● Brief
Only the first line of the listing and the lines after it, up to and including the one containing "This geometry of", should be retyped exactly.

───── Data to examine
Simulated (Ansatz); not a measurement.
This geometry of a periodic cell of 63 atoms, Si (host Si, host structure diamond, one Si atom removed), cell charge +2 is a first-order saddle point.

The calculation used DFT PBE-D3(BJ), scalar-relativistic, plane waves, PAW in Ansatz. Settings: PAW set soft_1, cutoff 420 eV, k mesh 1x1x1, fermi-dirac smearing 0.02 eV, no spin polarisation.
──────────

● Task response
Simulated (Ansatz); not a measurement.
This geometry of a periodic cell of 63 atoms, Si (host Si, host structure diamond, one Si atom removed), cell charge +2 is a first-order saddle point.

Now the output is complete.